From the first line to the last, write out the records exactly.

---------- RAW DATA ----------
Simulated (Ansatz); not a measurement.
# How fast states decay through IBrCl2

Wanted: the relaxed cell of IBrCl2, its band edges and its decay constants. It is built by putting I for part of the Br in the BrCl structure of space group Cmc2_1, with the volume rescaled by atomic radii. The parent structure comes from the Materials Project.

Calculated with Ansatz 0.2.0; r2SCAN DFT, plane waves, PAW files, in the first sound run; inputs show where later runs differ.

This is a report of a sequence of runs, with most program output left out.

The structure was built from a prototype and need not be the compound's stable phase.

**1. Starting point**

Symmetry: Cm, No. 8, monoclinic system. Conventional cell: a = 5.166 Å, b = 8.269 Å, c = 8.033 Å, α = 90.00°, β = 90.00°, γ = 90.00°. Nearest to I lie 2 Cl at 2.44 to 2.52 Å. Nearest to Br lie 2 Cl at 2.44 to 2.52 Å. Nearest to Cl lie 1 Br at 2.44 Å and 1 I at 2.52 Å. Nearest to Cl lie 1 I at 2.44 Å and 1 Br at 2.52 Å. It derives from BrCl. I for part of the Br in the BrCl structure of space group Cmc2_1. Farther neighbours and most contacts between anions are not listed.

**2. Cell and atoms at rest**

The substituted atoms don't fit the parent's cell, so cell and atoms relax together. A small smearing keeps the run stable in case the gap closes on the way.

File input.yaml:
----------

■ ANSWER SECTION ■
Simulated (Ansatz); not a measurement.
# How fast states decay through IBrCl2

Wanted: the relaxed cell of IBrCl2, its band edges and its decay constants. It is built by putting I for part of the Br in the BrCl structure of space group Cmc2_1, with the volume rescaled by atomic radii. The parent structure comes from the Materials Project.

Calculated with Ansatz 0.2.0; r2SCAN DFT, plane waves, PAW files, in the first sound run; inputs show where later runs differ.

This is a report of a sequence of runs, with most program output left out.

The structure was built from a prototype and need not be the compound's stable phase.

**1. Starting point**

Symmetry: Cm, No. 8, monoclinic system. Conventional cell: a = 5.166 Å, b = 8.269 Å, c = 8.033 Å, α = 90.00°, β = 90.00°, γ = 90.00°. Nearest to I lie 2 Cl at 2.44 to 2.52 Å. Nearest to Br lie 2 Cl at 2.44 to 2.52 Å. Nearest to Cl lie 1 Br at 2.44 Å and 1 I at 2.52 Å. Nearest to Cl lie 1 I at 2.44 Å and 1 Br at 2.52 Å. It derives from BrCl. I for part of the Br in the BrCl structure of space group Cmc2_1. Farther neighbours and most contacts between anions are not listed.

**2. Cell and atoms at rest**

The substituted atoms don't fit the parent's cell, so cell and atoms relax together. A small smearing keeps the run stable in case the gap closes on the way.

File input.yaml:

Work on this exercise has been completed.